Data listing below:

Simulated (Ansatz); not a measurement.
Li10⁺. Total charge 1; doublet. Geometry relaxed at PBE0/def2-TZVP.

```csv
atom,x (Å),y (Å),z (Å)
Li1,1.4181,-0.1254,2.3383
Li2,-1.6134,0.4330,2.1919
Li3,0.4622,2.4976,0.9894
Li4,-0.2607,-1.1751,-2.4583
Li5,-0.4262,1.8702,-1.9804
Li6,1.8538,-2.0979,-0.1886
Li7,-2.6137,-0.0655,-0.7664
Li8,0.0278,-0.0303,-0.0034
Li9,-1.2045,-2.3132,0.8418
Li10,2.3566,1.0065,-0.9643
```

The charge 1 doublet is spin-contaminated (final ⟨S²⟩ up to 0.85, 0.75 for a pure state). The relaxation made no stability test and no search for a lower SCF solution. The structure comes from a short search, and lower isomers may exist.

End of Data listing.

Work instruction. Please give back the entries above, unchanged and complete.

Task response.
Simulated (Ansatz); not a measurement.
Li10⁺. Total charge 1; doublet. Geometry relaxed at PBE0/def2-TZVP.

```csv
atom,x (Å),y (Å),z (Å)
Li1,1.4181,-0.1254,2.3383
Li2,-1.6134,0.4330,2.1919
Li3,0.4622,2.4976,0.9894
Li4,-0.2607,-1.1751,-2.4583
Li5,-0.4262,1.8702,-1.9804
Li6,1.8538,-2.0979,-0.1886
Li7,-2.6137,-0.0655,-0.7664
Li8,0.0278,-0.0303,-0.0034
Li9,-1.2045,-2.3132,0.8418
Li10,2.3566,1.0065,-0.9643
```

The charge 1 doublet is spin-contaminated (final ⟨S²⟩ up to 0.85, 0.75 for a pure state). The relaxation made no stability test and no search for a lower SCF solution. The structure comes from a short search, and lower isomers may exist.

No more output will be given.